> _Work instruction_
Exactly as written, copy the lines that run from the start of the data below to the line containing "Charge: 1 mol", both ends included.

--------------------------------------------------
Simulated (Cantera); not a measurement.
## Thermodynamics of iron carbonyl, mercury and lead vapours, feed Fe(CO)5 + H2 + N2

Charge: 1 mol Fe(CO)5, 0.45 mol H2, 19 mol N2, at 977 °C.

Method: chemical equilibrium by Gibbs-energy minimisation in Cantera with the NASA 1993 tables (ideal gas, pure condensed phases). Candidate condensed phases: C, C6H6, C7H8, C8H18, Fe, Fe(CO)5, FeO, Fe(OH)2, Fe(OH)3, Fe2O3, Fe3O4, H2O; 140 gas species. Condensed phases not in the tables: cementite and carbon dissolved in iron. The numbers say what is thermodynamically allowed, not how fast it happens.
--------------------------------------------------

> _Task output_
Simulated (Cantera); not a measurement.
## Thermodynamics of iron carbonyl, mercury and lead vapours, feed Fe(CO)5 + H2 + N2

Charge: 1 mol Fe(CO)5, 0.45 mol H2, 19 mol N2, at 977 °C.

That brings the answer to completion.